Work item: The whole listing below is to be copied exactly.

Record excerpts:
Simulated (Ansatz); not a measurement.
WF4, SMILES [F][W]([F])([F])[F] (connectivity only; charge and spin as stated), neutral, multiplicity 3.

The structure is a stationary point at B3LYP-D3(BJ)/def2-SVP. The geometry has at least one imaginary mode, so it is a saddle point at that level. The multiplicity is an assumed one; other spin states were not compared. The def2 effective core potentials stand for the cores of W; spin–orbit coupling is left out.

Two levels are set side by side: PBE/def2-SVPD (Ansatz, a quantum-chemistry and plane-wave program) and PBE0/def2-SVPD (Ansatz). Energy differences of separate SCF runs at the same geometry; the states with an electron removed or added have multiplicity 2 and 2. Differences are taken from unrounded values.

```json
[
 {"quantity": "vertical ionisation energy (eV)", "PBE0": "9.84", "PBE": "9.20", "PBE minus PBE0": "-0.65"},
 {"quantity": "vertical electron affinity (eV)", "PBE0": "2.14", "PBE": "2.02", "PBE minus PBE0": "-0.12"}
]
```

Written reply:
Simulated (Ansatz); not a measurement.
WF4, SMILES [F][W]([F])([F])[F] (connectivity only; charge and spin as stated), neutral, multiplicity 3.

The structure is a stationary point at B3LYP-D3(BJ)/def2-SVP. The geometry has at least one imaginary mode, so it is a saddle point at that level. The multiplicity is an assumed one; other spin states were not compared. The def2 effective core potentials stand for the cores of W; spin–orbit coupling is left out.

Two levels are set side by side: PBE/def2-SVPD (Ansatz, a quantum-chemistry and plane-wave program) and PBE0/def2-SVPD (Ansatz). Energy differences of separate SCF runs at the same geometry; the states with an electron removed or added have multiplicity 2 and 2. Differences are taken from unrounded values.

```json
[
 {"quantity": "vertical ionisation energy (eV)", "PBE0": "9.84", "PBE": "9.20", "PBE minus PBE0": "-0.65"},
 {"quantity": "vertical electron affinity (eV)", "PBE0": "2.14", "PBE": "2.02", "PBE minus PBE0": "-0.12"}
]
```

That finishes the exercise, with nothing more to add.